(Beginning of Data extract)
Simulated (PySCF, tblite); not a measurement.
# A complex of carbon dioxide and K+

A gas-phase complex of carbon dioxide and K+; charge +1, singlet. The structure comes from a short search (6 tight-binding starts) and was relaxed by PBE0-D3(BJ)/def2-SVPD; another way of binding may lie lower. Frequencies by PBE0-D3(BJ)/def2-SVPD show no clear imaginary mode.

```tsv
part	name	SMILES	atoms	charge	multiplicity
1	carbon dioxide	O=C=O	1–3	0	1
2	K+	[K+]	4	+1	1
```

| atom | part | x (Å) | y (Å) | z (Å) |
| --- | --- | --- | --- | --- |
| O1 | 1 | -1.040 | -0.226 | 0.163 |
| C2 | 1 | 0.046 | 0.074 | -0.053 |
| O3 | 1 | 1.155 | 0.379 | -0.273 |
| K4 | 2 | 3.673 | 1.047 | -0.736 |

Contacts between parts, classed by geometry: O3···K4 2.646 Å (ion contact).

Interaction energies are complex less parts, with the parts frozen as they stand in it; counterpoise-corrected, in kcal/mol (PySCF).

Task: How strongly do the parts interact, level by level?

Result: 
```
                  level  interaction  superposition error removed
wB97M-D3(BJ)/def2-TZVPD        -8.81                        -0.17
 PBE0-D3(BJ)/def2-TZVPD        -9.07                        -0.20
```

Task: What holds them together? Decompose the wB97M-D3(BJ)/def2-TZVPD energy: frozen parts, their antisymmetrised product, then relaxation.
(End of Data extract)

Action item:
Reproduce verbatim only this range: the first line of the material through the line that contains "Contacts between parts, classed", inclusive.

Written response:
Simulated (PySCF, tblite); not a measurement.
# A complex of carbon dioxide and K+

A gas-phase complex of carbon dioxide and K+; charge +1, singlet. The structure comes from a short search (6 tight-binding starts) and was relaxed by PBE0-D3(BJ)/def2-SVPD; another way of binding may lie lower. Frequencies by PBE0-D3(BJ)/def2-SVPD show no clear imaginary mode.

```tsv
part	name	SMILES	atoms	charge	multiplicity
1	carbon dioxide	O=C=O	1–3	0	1
2	K+	[K+]	4	+1	1
```

| atom | part | x (Å) | y (Å) | z (Å) |
| --- | --- | --- | --- | --- |
| O1 | 1 | -1.040 | -0.226 | 0.163 |
| C2 | 1 | 0.046 | 0.074 | -0.053 |
| O3 | 1 | 1.155 | 0.379 | -0.273 |
| K4 | 2 | 3.673 | 1.047 | -0.736 |

Contacts between parts, classed by geometry: O3···K4 2.646 Å (ion contact).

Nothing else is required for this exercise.